======

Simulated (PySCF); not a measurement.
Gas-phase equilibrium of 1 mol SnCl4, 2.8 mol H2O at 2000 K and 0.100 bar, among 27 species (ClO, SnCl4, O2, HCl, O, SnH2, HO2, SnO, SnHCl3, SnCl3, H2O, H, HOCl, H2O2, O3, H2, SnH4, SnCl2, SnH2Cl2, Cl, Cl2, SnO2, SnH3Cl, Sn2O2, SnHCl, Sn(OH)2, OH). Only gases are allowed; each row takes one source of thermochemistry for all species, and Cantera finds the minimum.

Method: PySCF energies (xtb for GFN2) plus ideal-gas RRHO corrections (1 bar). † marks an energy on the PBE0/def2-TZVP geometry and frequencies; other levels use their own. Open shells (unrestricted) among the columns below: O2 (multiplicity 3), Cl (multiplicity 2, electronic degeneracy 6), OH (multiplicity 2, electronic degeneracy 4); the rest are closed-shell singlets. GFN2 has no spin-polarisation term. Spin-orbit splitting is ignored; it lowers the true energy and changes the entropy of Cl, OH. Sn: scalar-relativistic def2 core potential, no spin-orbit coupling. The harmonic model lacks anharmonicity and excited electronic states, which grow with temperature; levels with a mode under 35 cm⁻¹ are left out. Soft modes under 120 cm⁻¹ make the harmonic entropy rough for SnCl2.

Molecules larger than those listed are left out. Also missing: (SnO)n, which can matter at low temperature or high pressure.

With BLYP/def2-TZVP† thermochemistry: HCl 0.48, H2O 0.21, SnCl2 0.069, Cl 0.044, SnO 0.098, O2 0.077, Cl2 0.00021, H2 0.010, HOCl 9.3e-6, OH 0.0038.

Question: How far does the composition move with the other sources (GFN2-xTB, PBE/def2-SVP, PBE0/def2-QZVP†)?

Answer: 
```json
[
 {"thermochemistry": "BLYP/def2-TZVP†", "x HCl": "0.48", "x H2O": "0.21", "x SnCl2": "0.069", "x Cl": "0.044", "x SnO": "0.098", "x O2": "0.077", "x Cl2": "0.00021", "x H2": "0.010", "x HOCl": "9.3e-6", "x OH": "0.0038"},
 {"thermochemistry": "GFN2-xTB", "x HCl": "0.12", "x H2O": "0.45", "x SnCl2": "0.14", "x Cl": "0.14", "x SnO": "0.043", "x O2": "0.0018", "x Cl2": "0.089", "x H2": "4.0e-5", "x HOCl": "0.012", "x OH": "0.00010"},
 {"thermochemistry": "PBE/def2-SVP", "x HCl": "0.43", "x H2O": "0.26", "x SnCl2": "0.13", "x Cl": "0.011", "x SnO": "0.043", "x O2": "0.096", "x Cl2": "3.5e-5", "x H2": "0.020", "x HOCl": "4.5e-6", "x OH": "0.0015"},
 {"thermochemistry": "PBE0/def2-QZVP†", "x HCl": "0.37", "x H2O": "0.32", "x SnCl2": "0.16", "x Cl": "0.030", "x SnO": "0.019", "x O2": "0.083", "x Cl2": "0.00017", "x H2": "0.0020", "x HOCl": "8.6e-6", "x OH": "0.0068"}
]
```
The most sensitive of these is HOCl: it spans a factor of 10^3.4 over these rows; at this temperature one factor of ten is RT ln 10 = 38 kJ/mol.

======

» **ACTION ITEM**
Set down, exactly as they appear above, all lines from the one that has "Molecules larger than" down to the one that has "With BLYP/def2-TZVP† thermochemistry: HCl", including those two and no others.

» **ANSWER SECTION**
Molecules larger than those listed are left out. Also missing: (SnO)n, which can matter at low temperature or high pressure.

With BLYP/def2-TZVP† thermochemistry: HCl 0.48, H2O 0.21, SnCl2 0.069, Cl 0.044, SnO 0.098, O2 0.077, Cl2 0.00021, H2 0.010, HOCl 9.3e-6, OH 0.0038.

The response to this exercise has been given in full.